● ● ● ●

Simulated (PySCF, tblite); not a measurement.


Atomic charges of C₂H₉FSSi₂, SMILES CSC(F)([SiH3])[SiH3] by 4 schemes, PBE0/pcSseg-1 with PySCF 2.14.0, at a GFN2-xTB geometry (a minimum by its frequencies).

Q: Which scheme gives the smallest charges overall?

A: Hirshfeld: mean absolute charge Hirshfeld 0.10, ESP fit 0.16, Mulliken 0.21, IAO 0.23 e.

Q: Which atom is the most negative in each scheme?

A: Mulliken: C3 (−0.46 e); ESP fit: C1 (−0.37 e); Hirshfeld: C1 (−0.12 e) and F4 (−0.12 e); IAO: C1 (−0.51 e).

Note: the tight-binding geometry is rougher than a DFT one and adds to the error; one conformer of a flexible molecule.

● ● ● ●

## [Assignment]
For the lines above, output exactly those from the line containing "Q: Which scheme" through the line containing "A: Mulliken: C3", and skip the others.

## [Exercise result]
Q: Which scheme gives the smallest charges overall?

A: Hirshfeld: mean absolute charge Hirshfeld 0.10, ESP fit 0.16, Mulliken 0.21, IAO 0.23 e.

Q: Which atom is the most negative in each scheme?

A: Mulliken: C3 (−0.46 e); ESP fit: C1 (−0.37 e); Hirshfeld: C1 (−0.12 e) and F4 (−0.12 e); IAO: C1 (−0.51 e).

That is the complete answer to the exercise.